╭──
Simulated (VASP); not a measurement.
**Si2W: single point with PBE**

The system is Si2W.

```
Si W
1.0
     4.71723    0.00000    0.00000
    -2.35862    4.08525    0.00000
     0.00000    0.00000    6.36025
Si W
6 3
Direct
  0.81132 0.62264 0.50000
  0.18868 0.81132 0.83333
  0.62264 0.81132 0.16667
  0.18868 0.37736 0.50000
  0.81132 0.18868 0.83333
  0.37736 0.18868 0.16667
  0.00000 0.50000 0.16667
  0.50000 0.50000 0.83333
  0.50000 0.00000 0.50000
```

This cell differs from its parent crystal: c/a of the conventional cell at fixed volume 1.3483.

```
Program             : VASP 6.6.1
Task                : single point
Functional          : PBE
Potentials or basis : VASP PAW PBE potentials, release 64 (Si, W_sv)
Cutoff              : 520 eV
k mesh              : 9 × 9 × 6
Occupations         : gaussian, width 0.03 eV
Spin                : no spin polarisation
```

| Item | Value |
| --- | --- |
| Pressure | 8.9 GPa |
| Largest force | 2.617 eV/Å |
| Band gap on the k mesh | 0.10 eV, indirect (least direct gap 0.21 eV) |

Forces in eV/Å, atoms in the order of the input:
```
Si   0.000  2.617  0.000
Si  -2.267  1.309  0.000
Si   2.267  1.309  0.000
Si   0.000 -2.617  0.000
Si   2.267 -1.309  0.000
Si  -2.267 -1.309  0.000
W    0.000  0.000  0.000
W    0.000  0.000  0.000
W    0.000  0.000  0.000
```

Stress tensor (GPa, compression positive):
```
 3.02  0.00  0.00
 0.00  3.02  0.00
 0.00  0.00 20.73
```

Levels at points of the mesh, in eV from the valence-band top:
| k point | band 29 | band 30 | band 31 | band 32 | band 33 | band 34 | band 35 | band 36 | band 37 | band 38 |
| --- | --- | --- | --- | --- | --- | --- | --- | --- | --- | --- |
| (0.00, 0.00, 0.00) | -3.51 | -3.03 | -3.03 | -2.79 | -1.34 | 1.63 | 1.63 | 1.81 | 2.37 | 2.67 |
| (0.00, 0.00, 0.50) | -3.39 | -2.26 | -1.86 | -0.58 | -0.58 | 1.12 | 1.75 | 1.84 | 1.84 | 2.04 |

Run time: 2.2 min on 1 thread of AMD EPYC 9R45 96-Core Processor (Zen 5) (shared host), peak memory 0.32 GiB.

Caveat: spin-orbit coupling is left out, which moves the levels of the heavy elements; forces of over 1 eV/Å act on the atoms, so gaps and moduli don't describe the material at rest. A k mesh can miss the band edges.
╰──

:: Required action ::
Set down each line exactly as it appears, starting at the top of the data and ending at the line containing "Item | Value |", and include no other lines.

:: Written solution ::
Simulated (VASP); not a measurement.
**Si2W: single point with PBE**

The system is Si2W.

```
Si W
1.0
     4.71723    0.00000    0.00000
    -2.35862    4.08525    0.00000
     0.00000    0.00000    6.36025
Si W
6 3
Direct
  0.81132 0.62264 0.50000
  0.18868 0.81132 0.83333
  0.62264 0.81132 0.16667
  0.18868 0.37736 0.50000
  0.81132 0.18868 0.83333
  0.37736 0.18868 0.16667
  0.00000 0.50000 0.16667
  0.50000 0.50000 0.83333
  0.50000 0.00000 0.50000
```

This cell differs from its parent crystal: c/a of the conventional cell at fixed volume 1.3483.

```
Program             : VASP 6.6.1
Task                : single point
Functional          : PBE
Potentials or basis : VASP PAW PBE potentials, release 64 (Si, W_sv)
Cutoff              : 520 eV
k mesh              : 9 × 9 × 6
Occupations         : gaussian, width 0.03 eV
Spin                : no spin polarisation
```

| Item | Value |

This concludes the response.